Given information:
------------------------------------------------------------

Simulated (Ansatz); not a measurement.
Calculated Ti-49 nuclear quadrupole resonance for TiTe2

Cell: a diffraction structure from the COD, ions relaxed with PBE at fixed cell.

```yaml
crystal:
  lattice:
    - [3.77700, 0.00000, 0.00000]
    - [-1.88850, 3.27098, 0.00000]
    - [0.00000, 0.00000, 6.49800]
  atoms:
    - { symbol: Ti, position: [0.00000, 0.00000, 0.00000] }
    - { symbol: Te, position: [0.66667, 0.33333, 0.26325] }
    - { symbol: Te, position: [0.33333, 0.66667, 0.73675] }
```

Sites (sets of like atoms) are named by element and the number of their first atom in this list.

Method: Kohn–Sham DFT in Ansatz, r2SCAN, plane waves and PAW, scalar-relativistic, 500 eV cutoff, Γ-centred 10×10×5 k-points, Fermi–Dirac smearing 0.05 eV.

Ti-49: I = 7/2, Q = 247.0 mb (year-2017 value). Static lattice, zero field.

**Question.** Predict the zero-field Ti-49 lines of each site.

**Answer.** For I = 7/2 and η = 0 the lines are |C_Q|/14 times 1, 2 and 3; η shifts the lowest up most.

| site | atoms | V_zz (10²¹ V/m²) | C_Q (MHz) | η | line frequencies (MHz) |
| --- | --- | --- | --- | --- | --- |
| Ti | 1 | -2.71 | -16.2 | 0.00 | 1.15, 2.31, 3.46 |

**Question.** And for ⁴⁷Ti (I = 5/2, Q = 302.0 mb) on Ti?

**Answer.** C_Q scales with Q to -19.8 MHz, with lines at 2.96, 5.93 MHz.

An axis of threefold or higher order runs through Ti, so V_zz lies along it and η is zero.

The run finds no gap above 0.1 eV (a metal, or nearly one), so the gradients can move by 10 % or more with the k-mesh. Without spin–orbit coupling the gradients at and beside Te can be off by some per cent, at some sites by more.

------------------------------------------------------------

Work task: Extract from the listing above the lines between the line containing "lowest up most." and the line containing "An axis of threefold", keeping both of those lines. Output nothing else.

Exercise answer:
**Answer.** For I = 7/2 and η = 0 the lines are |C_Q|/14 times 1, 2 and 3; η shifts the lowest up most.

| site | atoms | V_zz (10²¹ V/m²) | C_Q (MHz) | η | line frequencies (MHz) |
| --- | --- | --- | --- | --- | --- |
| Ti | 1 | -2.71 | -16.2 | 0.00 | 1.15, 2.31, 3.46 |

**Question.** And for ⁴⁷Ti (I = 5/2, Q = 302.0 mb) on Ti?

**Answer.** C_Q scales with Q to -19.8 MHz, with lines at 2.96, 5.93 MHz.

An axis of threefold or higher order runs through Ti, so V_zz lies along it and η is zero.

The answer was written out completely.